### INPUT DATA ###
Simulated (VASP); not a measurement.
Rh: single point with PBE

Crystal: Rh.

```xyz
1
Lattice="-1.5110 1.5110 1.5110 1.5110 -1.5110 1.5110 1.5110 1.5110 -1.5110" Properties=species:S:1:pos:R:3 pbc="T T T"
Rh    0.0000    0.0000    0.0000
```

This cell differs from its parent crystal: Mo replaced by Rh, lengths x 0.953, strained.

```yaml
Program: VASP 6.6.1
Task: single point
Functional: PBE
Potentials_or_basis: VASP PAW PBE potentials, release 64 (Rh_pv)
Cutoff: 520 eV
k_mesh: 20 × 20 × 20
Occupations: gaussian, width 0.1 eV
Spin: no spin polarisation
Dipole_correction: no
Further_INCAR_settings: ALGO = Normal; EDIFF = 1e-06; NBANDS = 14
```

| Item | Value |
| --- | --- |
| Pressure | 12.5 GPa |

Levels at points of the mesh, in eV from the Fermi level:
###

# WORK ITEM:
Print out the whole listing, with every line exactly as it appears.

# WRITTEN REPLY:
Simulated (VASP); not a measurement.
Rh: single point with PBE

Crystal: Rh.

```xyz
1
Lattice="-1.5110 1.5110 1.5110 1.5110 -1.5110 1.5110 1.5110 1.5110 -1.5110" Properties=species:S:1:pos:R:3 pbc="T T T"
Rh    0.0000    0.0000    0.0000
```

This cell differs from its parent crystal: Mo replaced by Rh, lengths x 0.953, strained.

```yaml
Program: VASP 6.6.1
Task: single point
Functional: PBE
Potentials_or_basis: VASP PAW PBE potentials, release 64 (Rh_pv)
Cutoff: 520 eV
k_mesh: 20 × 20 × 20
Occupations: gaussian, width 0.1 eV
Spin: no spin polarisation
Dipole_correction: no
Further_INCAR_settings: ALGO = Normal; EDIFF = 1e-06; NBANDS = 14
```

| Item | Value |
| --- | --- |
| Pressure | 12.5 GPa |

Levels at points of the mesh, in eV from the Fermi level:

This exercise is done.